◆ **GIVEN RECORDS**
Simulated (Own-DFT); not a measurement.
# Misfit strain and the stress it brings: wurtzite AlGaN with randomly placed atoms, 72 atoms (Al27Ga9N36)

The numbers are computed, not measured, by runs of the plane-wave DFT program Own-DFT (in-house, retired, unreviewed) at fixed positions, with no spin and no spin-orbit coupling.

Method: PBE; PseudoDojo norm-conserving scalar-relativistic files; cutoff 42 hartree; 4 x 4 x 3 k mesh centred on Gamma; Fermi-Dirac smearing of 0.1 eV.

◆ **EXERCISE**
Word for word, transcribe all of the material.

◆ **EXERCISE ANSWER**
Simulated (Own-DFT); not a measurement.
# Misfit strain and the stress it brings: wurtzite AlGaN with randomly placed atoms, 72 atoms (Al27Ga9N36)

The numbers are computed, not measured, by runs of the plane-wave DFT program Own-DFT (in-house, retired, unreviewed) at fixed positions, with no spin and no spin-orbit coupling.

Method: PBE; PseudoDojo norm-conserving scalar-relativistic files; cutoff 42 hartree; 4 x 4 x 3 k mesh centred on Gamma; Fermi-Dirac smearing of 0.1 eV.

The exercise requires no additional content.